→ **ASSIGNED TASK**: Reproduce all records below exactly.

→ **DATA SUPPLIED**:
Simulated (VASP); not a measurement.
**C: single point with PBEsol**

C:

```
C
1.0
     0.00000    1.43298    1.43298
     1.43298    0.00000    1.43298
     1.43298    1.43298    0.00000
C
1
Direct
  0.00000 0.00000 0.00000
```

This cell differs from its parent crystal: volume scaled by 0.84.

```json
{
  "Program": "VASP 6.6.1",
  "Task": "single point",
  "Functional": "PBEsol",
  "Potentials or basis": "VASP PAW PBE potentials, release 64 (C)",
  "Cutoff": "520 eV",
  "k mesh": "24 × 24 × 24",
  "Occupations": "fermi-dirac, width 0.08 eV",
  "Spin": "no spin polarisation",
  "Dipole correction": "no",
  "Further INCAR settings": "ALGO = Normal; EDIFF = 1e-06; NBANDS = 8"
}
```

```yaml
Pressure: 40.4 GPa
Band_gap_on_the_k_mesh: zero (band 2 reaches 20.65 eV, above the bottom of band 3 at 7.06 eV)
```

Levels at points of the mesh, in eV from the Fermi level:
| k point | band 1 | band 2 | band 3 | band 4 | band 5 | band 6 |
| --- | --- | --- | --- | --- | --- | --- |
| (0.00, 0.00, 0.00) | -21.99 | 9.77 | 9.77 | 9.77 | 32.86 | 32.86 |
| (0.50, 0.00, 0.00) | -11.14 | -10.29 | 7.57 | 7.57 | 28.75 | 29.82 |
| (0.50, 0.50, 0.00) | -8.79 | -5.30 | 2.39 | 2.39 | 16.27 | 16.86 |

→ **WORKED SOLUTION**:
Simulated (VASP); not a measurement.
**C: single point with PBEsol**

C:

```
C
1.0
     0.00000    1.43298    1.43298
     1.43298    0.00000    1.43298
     1.43298    1.43298    0.00000
C
1
Direct
  0.00000 0.00000 0.00000
```

This cell differs from its parent crystal: volume scaled by 0.84.

```json
{
  "Program": "VASP 6.6.1",
  "Task": "single point",
  "Functional": "PBEsol",
  "Potentials or basis": "VASP PAW PBE potentials, release 64 (C)",
  "Cutoff": "520 eV",
  "k mesh": "24 × 24 × 24",
  "Occupations": "fermi-dirac, width 0.08 eV",
  "Spin": "no spin polarisation",
  "Dipole correction": "no",
  "Further INCAR settings": "ALGO = Normal; EDIFF = 1e-06; NBANDS = 8"
}
```

```yaml
Pressure: 40.4 GPa
Band_gap_on_the_k_mesh: zero (band 2 reaches 20.65 eV, above the bottom of band 3 at 7.06 eV)
```

Levels at points of the mesh, in eV from the Fermi level:
| k point | band 1 | band 2 | band 3 | band 4 | band 5 | band 6 |
| --- | --- | --- | --- | --- | --- | --- |
| (0.00, 0.00, 0.00) | -21.99 | 9.77 | 9.77 | 9.77 | 32.86 | 32.86 |
| (0.50, 0.00, 0.00) | -11.14 | -10.29 | 7.57 | 7.57 | 28.75 | 29.82 |
| (0.50, 0.50, 0.00) | -8.79 | -5.30 | 2.39 | 2.39 | 16.27 | 16.86 |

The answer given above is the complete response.